--- START ---

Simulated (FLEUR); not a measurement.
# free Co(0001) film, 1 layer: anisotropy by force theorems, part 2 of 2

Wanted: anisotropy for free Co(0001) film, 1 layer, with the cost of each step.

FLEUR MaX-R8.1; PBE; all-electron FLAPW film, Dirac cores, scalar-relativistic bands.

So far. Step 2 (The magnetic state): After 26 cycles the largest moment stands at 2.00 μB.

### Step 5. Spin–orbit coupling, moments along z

--- END ---

REQUIRED ACTION:
Reproduce the material in full. Keep it identical to the original.

SOLUTION:
Simulated (FLEUR); not a measurement.
# free Co(0001) film, 1 layer: anisotropy by force theorems, part 2 of 2

Wanted: anisotropy for free Co(0001) film, 1 layer, with the cost of each step.

FLEUR MaX-R8.1; PBE; all-electron FLAPW film, Dirac cores, scalar-relativistic bands.

So far. Step 2 (The magnetic state): After 26 cycles the largest moment stands at 2.00 μB.

### Step 5. Spin–orbit coupling, moments along z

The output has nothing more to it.